- WORK REQUEST
The response should be the lines of the data, starting at the first and ending at the one that contains "Unless said otherwise, spin-orbit", copied without change.

(DATA SECTION)
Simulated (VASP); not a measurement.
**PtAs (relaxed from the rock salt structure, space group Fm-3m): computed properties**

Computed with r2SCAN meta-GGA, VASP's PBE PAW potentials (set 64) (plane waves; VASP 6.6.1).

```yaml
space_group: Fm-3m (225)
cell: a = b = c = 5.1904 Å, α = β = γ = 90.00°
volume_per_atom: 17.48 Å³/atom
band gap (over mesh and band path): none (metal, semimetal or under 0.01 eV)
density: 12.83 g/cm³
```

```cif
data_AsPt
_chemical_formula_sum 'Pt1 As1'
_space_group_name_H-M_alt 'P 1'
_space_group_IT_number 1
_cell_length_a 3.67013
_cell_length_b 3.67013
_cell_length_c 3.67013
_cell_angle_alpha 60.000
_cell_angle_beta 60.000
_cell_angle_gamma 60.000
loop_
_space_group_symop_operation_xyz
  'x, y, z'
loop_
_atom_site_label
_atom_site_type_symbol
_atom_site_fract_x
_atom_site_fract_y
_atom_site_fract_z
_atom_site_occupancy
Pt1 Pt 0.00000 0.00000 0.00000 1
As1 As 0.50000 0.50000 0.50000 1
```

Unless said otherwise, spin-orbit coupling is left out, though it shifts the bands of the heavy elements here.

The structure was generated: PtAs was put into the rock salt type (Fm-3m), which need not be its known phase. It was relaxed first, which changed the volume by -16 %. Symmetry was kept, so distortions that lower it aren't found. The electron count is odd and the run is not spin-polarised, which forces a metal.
(End DATA SECTION)

- WORKED SOLUTION
Simulated (VASP); not a measurement.
**PtAs (relaxed from the rock salt structure, space group Fm-3m): computed properties**

Computed with r2SCAN meta-GGA, VASP's PBE PAW potentials (set 64) (plane waves; VASP 6.6.1).

```yaml
space_group: Fm-3m (225)
cell: a = b = c = 5.1904 Å, α = β = γ = 90.00°
volume_per_atom: 17.48 Å³/atom
band gap (over mesh and band path): none (metal, semimetal or under 0.01 eV)
density: 12.83 g/cm³
```

```cif
data_AsPt
_chemical_formula_sum 'Pt1 As1'
_space_group_name_H-M_alt 'P 1'
_space_group_IT_number 1
_cell_length_a 3.67013
_cell_length_b 3.67013
_cell_length_c 3.67013
_cell_angle_alpha 60.000
_cell_angle_beta 60.000
_cell_angle_gamma 60.000
loop_
_space_group_symop_operation_xyz
  'x, y, z'
loop_
_atom_site_label
_atom_site_type_symbol
_atom_site_fract_x
_atom_site_fract_y
_atom_site_fract_z
_atom_site_occupancy
Pt1 Pt 0.00000 0.00000 0.00000 1
As1 As 0.50000 0.50000 0.50000 1
```

Unless said otherwise, spin-orbit coupling is left out, though it shifts the bands of the heavy elements here.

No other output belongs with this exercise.